--- Work instruction ---
Give back exactly the lines of the material below, starting with the line with "Structure types of Mo are" and going on through the line with "Computed with Ansatz".

--- Information provided ---
□ □ □ □ □ □ □
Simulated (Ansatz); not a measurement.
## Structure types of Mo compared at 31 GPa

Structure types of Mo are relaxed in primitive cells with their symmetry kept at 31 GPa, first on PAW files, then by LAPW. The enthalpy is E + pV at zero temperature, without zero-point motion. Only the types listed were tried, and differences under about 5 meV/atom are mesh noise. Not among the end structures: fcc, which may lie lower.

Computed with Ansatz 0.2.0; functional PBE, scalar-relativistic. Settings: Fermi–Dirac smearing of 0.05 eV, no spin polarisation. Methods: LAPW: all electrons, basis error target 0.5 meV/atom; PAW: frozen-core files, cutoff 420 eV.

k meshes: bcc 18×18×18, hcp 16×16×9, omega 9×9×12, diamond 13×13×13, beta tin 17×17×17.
□ □ □ □ □ □ □

--- Solution ---
Structure types of Mo are relaxed in primitive cells with their symmetry kept at 31 GPa, first on PAW files, then by LAPW. The enthalpy is E + pV at zero temperature, without zero-point motion. Only the types listed were tried, and differences under about 5 meV/atom are mesh noise. Not among the end structures: fcc, which may lie lower.

Computed with Ansatz 0.2.0; functional PBE, scalar-relativistic. Settings: Fermi–Dirac smearing of 0.05 eV, no spin polarisation. Methods: LAPW: all electrons, basis error target 0.5 meV/atom; PAW: frozen-core files, cutoff 420 eV.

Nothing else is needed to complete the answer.